● WORK TASK
Going down the listing below, print exactly each line from the one with "Cartesian axes are" up to and including the one with "## 4. Reference run, PAW", and skip the rest.

● STORED DATA
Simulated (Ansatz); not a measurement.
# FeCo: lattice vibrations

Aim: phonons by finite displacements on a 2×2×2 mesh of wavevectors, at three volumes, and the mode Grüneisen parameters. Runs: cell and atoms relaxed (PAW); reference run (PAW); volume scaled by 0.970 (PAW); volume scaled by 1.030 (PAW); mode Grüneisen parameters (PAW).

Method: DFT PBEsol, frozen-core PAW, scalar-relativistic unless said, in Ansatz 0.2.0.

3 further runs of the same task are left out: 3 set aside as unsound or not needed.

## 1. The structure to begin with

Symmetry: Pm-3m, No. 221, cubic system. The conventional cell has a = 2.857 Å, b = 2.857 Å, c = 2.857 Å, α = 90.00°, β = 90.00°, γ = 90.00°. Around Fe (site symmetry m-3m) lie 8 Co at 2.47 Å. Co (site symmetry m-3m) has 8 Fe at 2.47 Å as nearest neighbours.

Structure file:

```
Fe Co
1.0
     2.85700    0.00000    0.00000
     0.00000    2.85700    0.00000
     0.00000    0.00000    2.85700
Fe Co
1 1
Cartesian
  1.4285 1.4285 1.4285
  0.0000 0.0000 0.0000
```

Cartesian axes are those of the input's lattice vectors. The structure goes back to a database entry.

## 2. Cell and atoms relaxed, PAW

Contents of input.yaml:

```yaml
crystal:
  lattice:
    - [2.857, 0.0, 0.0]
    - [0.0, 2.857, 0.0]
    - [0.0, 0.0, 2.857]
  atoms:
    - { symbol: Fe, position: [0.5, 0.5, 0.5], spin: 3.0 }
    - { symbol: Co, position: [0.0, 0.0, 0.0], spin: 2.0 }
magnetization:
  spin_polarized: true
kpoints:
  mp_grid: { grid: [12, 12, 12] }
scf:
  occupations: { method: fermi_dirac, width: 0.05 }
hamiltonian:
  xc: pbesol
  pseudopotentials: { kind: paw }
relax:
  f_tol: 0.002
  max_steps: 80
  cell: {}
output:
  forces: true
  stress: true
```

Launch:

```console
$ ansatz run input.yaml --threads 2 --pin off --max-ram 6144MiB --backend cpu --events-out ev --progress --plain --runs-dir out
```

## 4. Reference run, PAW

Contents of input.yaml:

● WRITTEN SOLUTION
Cartesian axes are those of the input's lattice vectors. The structure goes back to a database entry.

## 2. Cell and atoms relaxed, PAW

Contents of input.yaml:

```yaml
crystal:
  lattice:
    - [2.857, 0.0, 0.0]
    - [0.0, 2.857, 0.0]
    - [0.0, 0.0, 2.857]
  atoms:
    - { symbol: Fe, position: [0.5, 0.5, 0.5], spin: 3.0 }
    - { symbol: Co, position: [0.0, 0.0, 0.0], spin: 2.0 }
magnetization:
  spin_polarized: true
kpoints:
  mp_grid: { grid: [12, 12, 12] }
scf:
  occupations: { method: fermi_dirac, width: 0.05 }
hamiltonian:
  xc: pbesol
  pseudopotentials: { kind: paw }
relax:
  f_tol: 0.002
  max_steps: 80
  cell: {}
output:
  forces: true
  stress: true
```

Launch:

```console
$ ansatz run input.yaml --threads 2 --pin off --max-ram 6144MiB --backend cpu --events-out ev --progress --plain --runs-dir out
```

## 4. Reference run, PAW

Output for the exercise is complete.